(Work task) The answer should consist solely of the lines from the first one below through the line containing "Potentials or basis: VASP", copied exactly.

--------------------------------------------------

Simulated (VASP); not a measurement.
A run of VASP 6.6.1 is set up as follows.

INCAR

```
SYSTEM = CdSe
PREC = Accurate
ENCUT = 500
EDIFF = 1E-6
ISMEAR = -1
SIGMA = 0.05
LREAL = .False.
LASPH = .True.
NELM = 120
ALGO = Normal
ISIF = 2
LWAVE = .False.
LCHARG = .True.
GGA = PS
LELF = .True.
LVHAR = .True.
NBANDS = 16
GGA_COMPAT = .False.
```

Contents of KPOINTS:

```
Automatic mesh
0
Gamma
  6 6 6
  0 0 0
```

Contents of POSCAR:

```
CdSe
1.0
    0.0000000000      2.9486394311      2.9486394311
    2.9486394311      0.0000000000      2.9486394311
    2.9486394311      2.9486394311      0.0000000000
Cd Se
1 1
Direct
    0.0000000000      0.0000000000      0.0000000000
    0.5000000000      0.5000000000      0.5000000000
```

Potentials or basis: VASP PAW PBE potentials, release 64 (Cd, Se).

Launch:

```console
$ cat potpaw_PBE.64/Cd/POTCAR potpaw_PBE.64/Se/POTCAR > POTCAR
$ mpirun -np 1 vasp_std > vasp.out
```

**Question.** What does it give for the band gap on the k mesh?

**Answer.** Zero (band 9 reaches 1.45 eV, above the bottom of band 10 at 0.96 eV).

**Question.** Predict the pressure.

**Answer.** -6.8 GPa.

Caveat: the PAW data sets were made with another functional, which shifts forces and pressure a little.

--------------------------------------------------

(Expected answer)
Simulated (VASP); not a measurement.
A run of VASP 6.6.1 is set up as follows.

INCAR

```
SYSTEM = CdSe
PREC = Accurate
ENCUT = 500
EDIFF = 1E-6
ISMEAR = -1
SIGMA = 0.05
LREAL = .False.
LASPH = .True.
NELM = 120
ALGO = Normal
ISIF = 2
LWAVE = .False.
LCHARG = .True.
GGA = PS
LELF = .True.
LVHAR = .True.
NBANDS = 16
GGA_COMPAT = .False.
```

Contents of KPOINTS:

```
Automatic mesh
0
Gamma
  6 6 6
  0 0 0
```

Contents of POSCAR:

```
CdSe
1.0
    0.0000000000      2.9486394311      2.9486394311
    2.9486394311      0.0000000000      2.9486394311
    2.9486394311      2.9486394311      0.0000000000
Cd Se
1 1
Direct
    0.0000000000      0.0000000000      0.0000000000
    0.5000000000      0.5000000000      0.5000000000
```

Potentials or basis: VASP PAW PBE potentials, release 64 (Cd, Se).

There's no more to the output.